■ **Brief**
Reproduce the records below exactly, but only between the lines holding "Oh, 10Dq = 4100" and "0.1 | 0.4 | 0.4 |", inclusive.

■ **Excerpted records**
○ ○ ○ ○ ○ ○ ○
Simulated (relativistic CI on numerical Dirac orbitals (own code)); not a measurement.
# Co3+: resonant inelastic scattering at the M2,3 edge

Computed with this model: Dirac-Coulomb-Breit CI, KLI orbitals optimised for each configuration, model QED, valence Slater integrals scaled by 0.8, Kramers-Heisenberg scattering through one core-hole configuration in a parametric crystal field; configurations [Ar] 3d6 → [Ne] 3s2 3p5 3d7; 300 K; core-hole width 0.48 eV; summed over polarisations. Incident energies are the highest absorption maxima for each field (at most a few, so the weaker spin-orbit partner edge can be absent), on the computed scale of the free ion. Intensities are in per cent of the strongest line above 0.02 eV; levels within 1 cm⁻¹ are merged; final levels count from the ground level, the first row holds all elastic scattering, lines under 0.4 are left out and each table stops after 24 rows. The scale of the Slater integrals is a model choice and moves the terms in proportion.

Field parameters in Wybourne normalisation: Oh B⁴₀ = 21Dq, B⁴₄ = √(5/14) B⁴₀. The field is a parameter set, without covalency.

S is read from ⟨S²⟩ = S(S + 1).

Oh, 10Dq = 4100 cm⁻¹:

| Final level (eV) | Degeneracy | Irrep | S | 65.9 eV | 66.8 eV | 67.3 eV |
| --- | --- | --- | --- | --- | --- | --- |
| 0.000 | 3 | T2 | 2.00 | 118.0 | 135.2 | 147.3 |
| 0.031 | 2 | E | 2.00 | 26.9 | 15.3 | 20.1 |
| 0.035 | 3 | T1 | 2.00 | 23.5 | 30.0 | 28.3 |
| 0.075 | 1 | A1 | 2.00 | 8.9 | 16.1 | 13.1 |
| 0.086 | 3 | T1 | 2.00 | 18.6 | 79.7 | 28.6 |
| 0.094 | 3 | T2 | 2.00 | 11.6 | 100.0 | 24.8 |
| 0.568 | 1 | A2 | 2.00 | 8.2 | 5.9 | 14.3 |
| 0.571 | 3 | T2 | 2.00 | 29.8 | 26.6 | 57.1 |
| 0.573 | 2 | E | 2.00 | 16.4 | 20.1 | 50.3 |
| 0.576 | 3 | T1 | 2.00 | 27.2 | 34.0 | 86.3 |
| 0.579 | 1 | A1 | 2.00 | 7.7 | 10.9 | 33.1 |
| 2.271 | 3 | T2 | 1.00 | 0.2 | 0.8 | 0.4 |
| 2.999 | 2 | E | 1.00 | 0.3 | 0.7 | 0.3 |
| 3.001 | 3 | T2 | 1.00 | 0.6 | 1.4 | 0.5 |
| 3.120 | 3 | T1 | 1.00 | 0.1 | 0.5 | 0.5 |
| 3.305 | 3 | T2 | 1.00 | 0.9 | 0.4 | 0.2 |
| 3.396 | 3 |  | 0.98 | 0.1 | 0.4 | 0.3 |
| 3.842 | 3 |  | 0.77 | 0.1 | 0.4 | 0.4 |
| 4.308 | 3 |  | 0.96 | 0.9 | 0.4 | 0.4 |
○ ○ ○ ○ ○ ○ ○

■ **Answer box**
Oh, 10Dq = 4100 cm⁻¹:

| Final level (eV) | Degeneracy | Irrep | S | 65.9 eV | 66.8 eV | 67.3 eV |
| --- | --- | --- | --- | --- | --- | --- |
| 0.000 | 3 | T2 | 2.00 | 118.0 | 135.2 | 147.3 |
| 0.031 | 2 | E | 2.00 | 26.9 | 15.3 | 20.1 |
| 0.035 | 3 | T1 | 2.00 | 23.5 | 30.0 | 28.3 |
| 0.075 | 1 | A1 | 2.00 | 8.9 | 16.1 | 13.1 |
| 0.086 | 3 | T1 | 2.00 | 18.6 | 79.7 | 28.6 |
| 0.094 | 3 | T2 | 2.00 | 11.6 | 100.0 | 24.8 |
| 0.568 | 1 | A2 | 2.00 | 8.2 | 5.9 | 14.3 |
| 0.571 | 3 | T2 | 2.00 | 29.8 | 26.6 | 57.1 |
| 0.573 | 2 | E | 2.00 | 16.4 | 20.1 | 50.3 |
| 0.576 | 3 | T1 | 2.00 | 27.2 | 34.0 | 86.3 |
| 0.579 | 1 | A1 | 2.00 | 7.7 | 10.9 | 33.1 |
| 2.271 | 3 | T2 | 1.00 | 0.2 | 0.8 | 0.4 |
| 2.999 | 2 | E | 1.00 | 0.3 | 0.7 | 0.3 |
| 3.001 | 3 | T2 | 1.00 | 0.6 | 1.4 | 0.5 |
| 3.120 | 3 | T1 | 1.00 | 0.1 | 0.5 | 0.5 |
| 3.305 | 3 | T2 | 1.00 | 0.9 | 0.4 | 0.2 |
| 3.396 | 3 |  | 0.98 | 0.1 | 0.4 | 0.3 |
| 3.842 | 3 |  | 0.77 | 0.1 | 0.4 | 0.4 |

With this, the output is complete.